**Brief:** Print the first line of the material below and each line after it, exactly as written, ending with the line that contains "(made-up cell) (calculated)".

=== Begin Enclosure ===
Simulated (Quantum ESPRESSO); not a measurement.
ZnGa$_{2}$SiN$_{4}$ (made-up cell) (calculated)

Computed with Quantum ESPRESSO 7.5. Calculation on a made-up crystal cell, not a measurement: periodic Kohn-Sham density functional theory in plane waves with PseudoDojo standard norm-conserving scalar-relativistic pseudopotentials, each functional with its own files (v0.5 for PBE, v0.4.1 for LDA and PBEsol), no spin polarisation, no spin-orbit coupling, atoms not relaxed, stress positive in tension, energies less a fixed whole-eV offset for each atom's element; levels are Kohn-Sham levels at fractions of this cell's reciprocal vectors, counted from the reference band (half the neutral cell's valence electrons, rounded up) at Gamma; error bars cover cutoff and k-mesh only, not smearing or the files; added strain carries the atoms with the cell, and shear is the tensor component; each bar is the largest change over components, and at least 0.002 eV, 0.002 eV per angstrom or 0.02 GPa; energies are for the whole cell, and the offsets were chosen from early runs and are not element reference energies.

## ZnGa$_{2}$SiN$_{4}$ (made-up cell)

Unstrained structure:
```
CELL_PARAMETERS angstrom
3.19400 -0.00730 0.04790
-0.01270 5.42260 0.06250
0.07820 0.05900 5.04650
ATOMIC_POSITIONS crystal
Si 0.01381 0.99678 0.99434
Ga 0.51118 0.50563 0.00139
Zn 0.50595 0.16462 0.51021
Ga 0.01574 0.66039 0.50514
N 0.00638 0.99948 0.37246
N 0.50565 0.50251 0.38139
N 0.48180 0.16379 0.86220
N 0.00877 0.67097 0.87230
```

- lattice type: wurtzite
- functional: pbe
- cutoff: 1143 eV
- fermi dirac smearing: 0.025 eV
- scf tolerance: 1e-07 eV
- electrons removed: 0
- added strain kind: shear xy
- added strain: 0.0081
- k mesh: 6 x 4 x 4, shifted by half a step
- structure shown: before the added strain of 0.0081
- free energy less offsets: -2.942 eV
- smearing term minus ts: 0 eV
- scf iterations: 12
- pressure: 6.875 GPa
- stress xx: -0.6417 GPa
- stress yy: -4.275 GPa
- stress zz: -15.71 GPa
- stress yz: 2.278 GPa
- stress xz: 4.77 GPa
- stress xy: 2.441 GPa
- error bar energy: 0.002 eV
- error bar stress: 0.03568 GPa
=== End Enclosure ===

**Response area:**
Simulated (Quantum ESPRESSO); not a measurement.
ZnGa$_{2}$SiN$_{4}$ (made-up cell) (calculated)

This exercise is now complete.